§ ASSIGNED TASK
Provide the data again in its entirety, exactly as given.

§ DATA EXCERPTS
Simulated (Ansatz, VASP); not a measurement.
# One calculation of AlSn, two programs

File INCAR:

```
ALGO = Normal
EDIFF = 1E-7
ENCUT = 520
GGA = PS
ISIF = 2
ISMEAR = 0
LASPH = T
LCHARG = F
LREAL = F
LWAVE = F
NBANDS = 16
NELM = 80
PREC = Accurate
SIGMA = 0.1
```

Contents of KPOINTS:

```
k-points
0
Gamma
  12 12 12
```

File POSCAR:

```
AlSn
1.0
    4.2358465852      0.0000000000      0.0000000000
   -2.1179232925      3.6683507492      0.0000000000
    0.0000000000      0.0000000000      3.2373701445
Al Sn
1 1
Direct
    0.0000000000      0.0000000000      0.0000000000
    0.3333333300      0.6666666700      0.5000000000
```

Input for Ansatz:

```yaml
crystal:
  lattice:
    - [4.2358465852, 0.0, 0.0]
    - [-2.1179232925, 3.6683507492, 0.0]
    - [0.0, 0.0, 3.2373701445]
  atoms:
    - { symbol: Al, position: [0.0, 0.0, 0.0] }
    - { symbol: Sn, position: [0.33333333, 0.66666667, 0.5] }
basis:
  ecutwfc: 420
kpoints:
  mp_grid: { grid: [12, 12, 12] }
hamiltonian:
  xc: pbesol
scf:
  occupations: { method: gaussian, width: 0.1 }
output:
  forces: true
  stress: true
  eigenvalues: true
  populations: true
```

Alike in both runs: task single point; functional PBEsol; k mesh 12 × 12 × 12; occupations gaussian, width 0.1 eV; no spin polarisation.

§ TASK RESPONSE
Simulated (Ansatz, VASP); not a measurement.
# One calculation of AlSn, two programs

File INCAR:

```
ALGO = Normal
EDIFF = 1E-7
ENCUT = 520
GGA = PS
ISIF = 2
ISMEAR = 0
LASPH = T
LCHARG = F
LREAL = F
LWAVE = F
NBANDS = 16
NELM = 80
PREC = Accurate
SIGMA = 0.1
```

Contents of KPOINTS:

```
k-points
0
Gamma
  12 12 12
```

File POSCAR:

```
AlSn
1.0
    4.2358465852      0.0000000000      0.0000000000
   -2.1179232925      3.6683507492      0.0000000000
    0.0000000000      0.0000000000      3.2373701445
Al Sn
1 1
Direct
    0.0000000000      0.0000000000      0.0000000000
    0.3333333300      0.6666666700      0.5000000000
```

Input for Ansatz:

```yaml
crystal:
  lattice:
    - [4.2358465852, 0.0, 0.0]
    - [-2.1179232925, 3.6683507492, 0.0]
    - [0.0, 0.0, 3.2373701445]
  atoms:
    - { symbol: Al, position: [0.0, 0.0, 0.0] }
    - { symbol: Sn, position: [0.33333333, 0.66666667, 0.5] }
basis:
  ecutwfc: 420
kpoints:
  mp_grid: { grid: [12, 12, 12] }
hamiltonian:
  xc: pbesol
scf:
  occupations: { method: gaussian, width: 0.1 }
output:
  forces: true
  stress: true
  eigenvalues: true
  populations: true
```

Alike in both runs: task single point; functional PBEsol; k mesh 12 × 12 × 12; occupations gaussian, width 0.1 eV; no spin polarisation.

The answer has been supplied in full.